--- Provided data Enclosed Below ---

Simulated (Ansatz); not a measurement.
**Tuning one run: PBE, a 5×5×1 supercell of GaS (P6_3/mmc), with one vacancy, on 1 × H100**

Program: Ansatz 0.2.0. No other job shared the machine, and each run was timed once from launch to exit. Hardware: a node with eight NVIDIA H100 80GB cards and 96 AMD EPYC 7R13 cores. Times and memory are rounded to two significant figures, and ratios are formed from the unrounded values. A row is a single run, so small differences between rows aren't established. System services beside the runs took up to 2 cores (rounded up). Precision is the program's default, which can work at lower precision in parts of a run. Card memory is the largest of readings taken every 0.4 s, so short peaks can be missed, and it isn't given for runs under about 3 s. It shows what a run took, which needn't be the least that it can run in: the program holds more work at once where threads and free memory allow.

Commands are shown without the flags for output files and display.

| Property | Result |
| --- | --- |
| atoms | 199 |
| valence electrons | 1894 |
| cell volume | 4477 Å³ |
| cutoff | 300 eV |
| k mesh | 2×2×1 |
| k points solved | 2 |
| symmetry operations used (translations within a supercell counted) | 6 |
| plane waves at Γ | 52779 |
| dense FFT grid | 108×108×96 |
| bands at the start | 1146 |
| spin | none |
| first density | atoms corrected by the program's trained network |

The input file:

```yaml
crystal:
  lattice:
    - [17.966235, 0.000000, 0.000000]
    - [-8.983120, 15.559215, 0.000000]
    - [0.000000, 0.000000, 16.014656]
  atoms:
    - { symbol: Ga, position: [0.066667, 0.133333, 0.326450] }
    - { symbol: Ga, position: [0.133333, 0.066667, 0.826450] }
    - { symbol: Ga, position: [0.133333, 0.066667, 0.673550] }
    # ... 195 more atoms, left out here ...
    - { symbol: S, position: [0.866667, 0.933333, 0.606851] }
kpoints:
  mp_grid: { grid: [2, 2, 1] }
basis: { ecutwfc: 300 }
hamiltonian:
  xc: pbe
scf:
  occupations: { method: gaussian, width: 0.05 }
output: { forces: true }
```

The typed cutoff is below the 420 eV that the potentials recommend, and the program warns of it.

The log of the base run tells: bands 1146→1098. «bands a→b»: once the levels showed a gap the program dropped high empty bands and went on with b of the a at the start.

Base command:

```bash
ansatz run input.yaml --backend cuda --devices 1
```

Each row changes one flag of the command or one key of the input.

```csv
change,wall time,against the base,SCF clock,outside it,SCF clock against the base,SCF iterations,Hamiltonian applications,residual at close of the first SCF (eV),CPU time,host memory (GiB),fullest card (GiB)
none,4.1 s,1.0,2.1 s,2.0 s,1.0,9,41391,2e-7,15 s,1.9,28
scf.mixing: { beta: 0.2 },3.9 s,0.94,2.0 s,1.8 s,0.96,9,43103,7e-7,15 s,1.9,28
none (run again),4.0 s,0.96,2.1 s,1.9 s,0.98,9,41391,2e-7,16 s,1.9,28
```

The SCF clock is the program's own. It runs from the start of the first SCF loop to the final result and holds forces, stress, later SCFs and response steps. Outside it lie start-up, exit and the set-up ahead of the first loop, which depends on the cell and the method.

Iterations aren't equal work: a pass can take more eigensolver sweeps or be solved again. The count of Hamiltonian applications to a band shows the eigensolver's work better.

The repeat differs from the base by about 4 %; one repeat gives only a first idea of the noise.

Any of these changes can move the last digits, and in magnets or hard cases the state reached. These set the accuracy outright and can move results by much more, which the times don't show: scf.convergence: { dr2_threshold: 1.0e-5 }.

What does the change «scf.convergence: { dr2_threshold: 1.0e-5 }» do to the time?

--- End of Enclosed Provided data ---

*Requirement*
Your answer must be the lines from the first line of the records through the line containing "electrons | 1894 |", copied exactly.

*Problem solution*
Simulated (Ansatz); not a measurement.
**Tuning one run: PBE, a 5×5×1 supercell of GaS (P6_3/mmc), with one vacancy, on 1 × H100**

Program: Ansatz 0.2.0. No other job shared the machine, and each run was timed once from launch to exit. Hardware: a node with eight NVIDIA H100 80GB cards and 96 AMD EPYC 7R13 cores. Times and memory are rounded to two significant figures, and ratios are formed from the unrounded values. A row is a single run, so small differences between rows aren't established. System services beside the runs took up to 2 cores (rounded up). Precision is the program's default, which can work at lower precision in parts of a run. Card memory is the largest of readings taken every 0.4 s, so short peaks can be missed, and it isn't given for runs under about 3 s. It shows what a run took, which needn't be the least that it can run in: the program holds more work at once where threads and free memory allow.

Commands are shown without the flags for output files and display.

| Property | Result |
| --- | --- |
| atoms | 199 |
| valence electrons | 1894 |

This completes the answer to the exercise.